Information supplied:
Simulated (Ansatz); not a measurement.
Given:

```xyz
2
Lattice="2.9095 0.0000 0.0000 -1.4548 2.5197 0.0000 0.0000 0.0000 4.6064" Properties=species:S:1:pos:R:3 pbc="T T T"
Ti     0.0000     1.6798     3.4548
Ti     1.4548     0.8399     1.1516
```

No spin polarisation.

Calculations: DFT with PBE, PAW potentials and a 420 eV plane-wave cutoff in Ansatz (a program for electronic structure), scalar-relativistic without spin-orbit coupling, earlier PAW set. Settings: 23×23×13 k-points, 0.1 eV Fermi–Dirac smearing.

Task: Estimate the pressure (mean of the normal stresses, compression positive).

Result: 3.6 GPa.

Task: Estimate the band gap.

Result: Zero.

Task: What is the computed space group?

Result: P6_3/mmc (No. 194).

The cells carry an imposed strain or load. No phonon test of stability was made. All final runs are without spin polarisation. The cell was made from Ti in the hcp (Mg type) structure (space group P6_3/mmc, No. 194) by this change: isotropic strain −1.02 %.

Work item: Repeat, word for word, the lines from the opening of the material through the line containing "No spin polarisation.".

Solution:
Simulated (Ansatz); not a measurement.
Given:

```xyz
2
Lattice="2.9095 0.0000 0.0000 -1.4548 2.5197 0.0000 0.0000 0.0000 4.6064" Properties=species:S:1:pos:R:3 pbc="T T T"
Ti     0.0000     1.6798     3.4548
Ti     1.4548     0.8399     1.1516
```

No spin polarisation.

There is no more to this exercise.